* _RECORD EXTRACTS_:
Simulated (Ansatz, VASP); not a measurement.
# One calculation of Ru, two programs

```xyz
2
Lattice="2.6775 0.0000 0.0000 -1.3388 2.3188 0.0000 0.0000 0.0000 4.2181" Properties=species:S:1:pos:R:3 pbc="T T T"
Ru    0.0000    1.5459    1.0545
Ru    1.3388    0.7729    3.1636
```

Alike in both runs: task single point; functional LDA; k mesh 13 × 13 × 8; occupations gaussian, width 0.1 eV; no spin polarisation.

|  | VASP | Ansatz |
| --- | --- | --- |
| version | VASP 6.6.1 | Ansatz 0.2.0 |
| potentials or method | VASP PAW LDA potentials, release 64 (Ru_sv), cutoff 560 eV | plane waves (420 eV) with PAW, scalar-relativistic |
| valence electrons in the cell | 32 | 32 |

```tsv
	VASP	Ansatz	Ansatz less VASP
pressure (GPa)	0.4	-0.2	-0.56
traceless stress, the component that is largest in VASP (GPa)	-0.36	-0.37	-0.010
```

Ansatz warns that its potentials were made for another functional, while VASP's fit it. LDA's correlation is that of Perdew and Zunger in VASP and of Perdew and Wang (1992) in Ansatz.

* _WORK REQUEST_:
Print only these lines, please. They run from the start of the entries above to the line containing "Ansatz 0.2.0 |", both ends included, and must match exactly.

* _YOUR RESPONSE_:
Simulated (Ansatz, VASP); not a measurement.
# One calculation of Ru, two programs

```xyz
2
Lattice="2.6775 0.0000 0.0000 -1.3388 2.3188 0.0000 0.0000 0.0000 4.2181" Properties=species:S:1:pos:R:3 pbc="T T T"
Ru    0.0000    1.5459    1.0545
Ru    1.3388    0.7729    3.1636
```

Alike in both runs: task single point; functional LDA; k mesh 13 × 13 × 8; occupations gaussian, width 0.1 eV; no spin polarisation.

|  | VASP | Ansatz |
| --- | --- | --- |
| version | VASP 6.6.1 | Ansatz 0.2.0 |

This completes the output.